▶ GIVEN ENTRIES
────────────────────

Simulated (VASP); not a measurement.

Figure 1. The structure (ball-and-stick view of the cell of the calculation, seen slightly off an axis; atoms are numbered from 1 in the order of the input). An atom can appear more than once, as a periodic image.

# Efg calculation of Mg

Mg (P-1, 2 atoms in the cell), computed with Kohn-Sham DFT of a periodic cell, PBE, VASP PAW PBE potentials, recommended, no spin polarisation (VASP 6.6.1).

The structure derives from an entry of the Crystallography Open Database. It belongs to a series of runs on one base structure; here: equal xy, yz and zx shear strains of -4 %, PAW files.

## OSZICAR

────────────────────

All of the lines above should be returned exactly as written.

Simulated (VASP); not a measurement.

Figure 1. The structure (ball-and-stick view of the cell of the calculation, seen slightly off an axis; atoms are numbered from 1 in the order of the input). An atom can appear more than once, as a periodic image.

# Efg calculation of Mg

Mg (P-1, 2 atoms in the cell), computed with Kohn-Sham DFT of a periodic cell, PBE, VASP PAW PBE potentials, recommended, no spin polarisation (VASP 6.6.1).

The structure derives from an entry of the Crystallography Open Database. It belongs to a series of runs on one base structure; here: equal xy, yz and zx shear strains of -4 %, PAW files.

## OSZICAR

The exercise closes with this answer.